=== Section Start ===

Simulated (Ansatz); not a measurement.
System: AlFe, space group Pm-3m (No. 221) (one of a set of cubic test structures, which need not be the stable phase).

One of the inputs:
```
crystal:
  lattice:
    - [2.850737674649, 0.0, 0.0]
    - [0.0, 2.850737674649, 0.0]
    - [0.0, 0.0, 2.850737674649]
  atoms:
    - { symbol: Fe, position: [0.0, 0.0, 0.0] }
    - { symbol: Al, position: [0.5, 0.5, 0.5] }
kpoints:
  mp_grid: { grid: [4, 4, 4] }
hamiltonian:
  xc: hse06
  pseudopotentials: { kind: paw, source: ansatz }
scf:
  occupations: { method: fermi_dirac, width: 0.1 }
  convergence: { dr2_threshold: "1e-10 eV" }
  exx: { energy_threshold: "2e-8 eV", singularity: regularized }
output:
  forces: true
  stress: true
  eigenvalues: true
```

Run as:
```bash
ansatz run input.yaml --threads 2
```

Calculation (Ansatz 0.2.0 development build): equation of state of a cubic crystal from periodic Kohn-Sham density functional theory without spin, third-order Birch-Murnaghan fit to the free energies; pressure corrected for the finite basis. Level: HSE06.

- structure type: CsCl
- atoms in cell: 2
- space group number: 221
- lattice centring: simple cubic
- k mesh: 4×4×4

=== Section End ===

= Task item =
Retype every entry, keeping each character as it was.

= Expected answer =
Simulated (Ansatz); not a measurement.
System: AlFe, space group Pm-3m (No. 221) (one of a set of cubic test structures, which need not be the stable phase).

One of the inputs:
```
crystal:
  lattice:
    - [2.850737674649, 0.0, 0.0]
    - [0.0, 2.850737674649, 0.0]
    - [0.0, 0.0, 2.850737674649]
  atoms:
    - { symbol: Fe, position: [0.0, 0.0, 0.0] }
    - { symbol: Al, position: [0.5, 0.5, 0.5] }
kpoints:
  mp_grid: { grid: [4, 4, 4] }
hamiltonian:
  xc: hse06
  pseudopotentials: { kind: paw, source: ansatz }
scf:
  occupations: { method: fermi_dirac, width: 0.1 }
  convergence: { dr2_threshold: "1e-10 eV" }
  exx: { energy_threshold: "2e-8 eV", singularity: regularized }
output:
  forces: true
  stress: true
  eigenvalues: true
```

Run as:
```bash
ansatz run input.yaml --threads 2
```

Calculation (Ansatz 0.2.0 development build): equation of state of a cubic crystal from periodic Kohn-Sham density functional theory without spin, third-order Birch-Murnaghan fit to the free energies; pressure corrected for the finite basis. Level: HSE06.

- structure type: CsCl
- atoms in cell: 2
- space group number: 221
- lattice centring: simple cubic
- k mesh: 4×4×4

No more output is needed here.